> _Work order_: Return exactly the listing's lines, from its first line to the line holding "## Step 9: Bands with HSE06, k 5×5×1", ends included.

> _Supplied information_:
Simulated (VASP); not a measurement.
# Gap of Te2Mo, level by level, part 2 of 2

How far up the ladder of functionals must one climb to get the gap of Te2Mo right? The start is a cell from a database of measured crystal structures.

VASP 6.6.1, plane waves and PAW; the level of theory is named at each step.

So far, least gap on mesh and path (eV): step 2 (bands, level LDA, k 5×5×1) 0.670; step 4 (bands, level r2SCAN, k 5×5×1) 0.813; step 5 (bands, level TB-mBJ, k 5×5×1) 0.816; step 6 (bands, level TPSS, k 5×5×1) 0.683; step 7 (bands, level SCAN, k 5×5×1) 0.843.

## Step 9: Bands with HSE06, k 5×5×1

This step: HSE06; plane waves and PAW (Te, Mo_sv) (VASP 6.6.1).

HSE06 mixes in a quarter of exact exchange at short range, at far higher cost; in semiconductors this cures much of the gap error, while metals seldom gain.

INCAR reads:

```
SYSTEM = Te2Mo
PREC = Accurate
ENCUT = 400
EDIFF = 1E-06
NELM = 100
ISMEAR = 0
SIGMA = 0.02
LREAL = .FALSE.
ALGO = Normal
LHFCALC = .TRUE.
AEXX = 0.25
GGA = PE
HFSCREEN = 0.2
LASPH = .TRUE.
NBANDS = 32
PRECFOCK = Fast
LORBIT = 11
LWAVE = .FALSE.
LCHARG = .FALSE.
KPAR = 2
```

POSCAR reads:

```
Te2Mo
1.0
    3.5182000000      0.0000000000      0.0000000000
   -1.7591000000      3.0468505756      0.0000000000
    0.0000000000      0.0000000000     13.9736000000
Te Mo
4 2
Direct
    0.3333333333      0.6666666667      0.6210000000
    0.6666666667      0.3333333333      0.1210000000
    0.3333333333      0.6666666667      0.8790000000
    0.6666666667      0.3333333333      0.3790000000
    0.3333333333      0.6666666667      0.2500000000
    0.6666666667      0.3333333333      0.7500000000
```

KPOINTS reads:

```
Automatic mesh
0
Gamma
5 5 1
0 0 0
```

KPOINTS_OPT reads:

> _Written reply_:
Simulated (VASP); not a measurement.
# Gap of Te2Mo, level by level, part 2 of 2

How far up the ladder of functionals must one climb to get the gap of Te2Mo right? The start is a cell from a database of measured crystal structures.

VASP 6.6.1, plane waves and PAW; the level of theory is named at each step.

So far, least gap on mesh and path (eV): step 2 (bands, level LDA, k 5×5×1) 0.670; step 4 (bands, level r2SCAN, k 5×5×1) 0.813; step 5 (bands, level TB-mBJ, k 5×5×1) 0.816; step 6 (bands, level TPSS, k 5×5×1) 0.683; step 7 (bands, level SCAN, k 5×5×1) 0.843.

## Step 9: Bands with HSE06, k 5×5×1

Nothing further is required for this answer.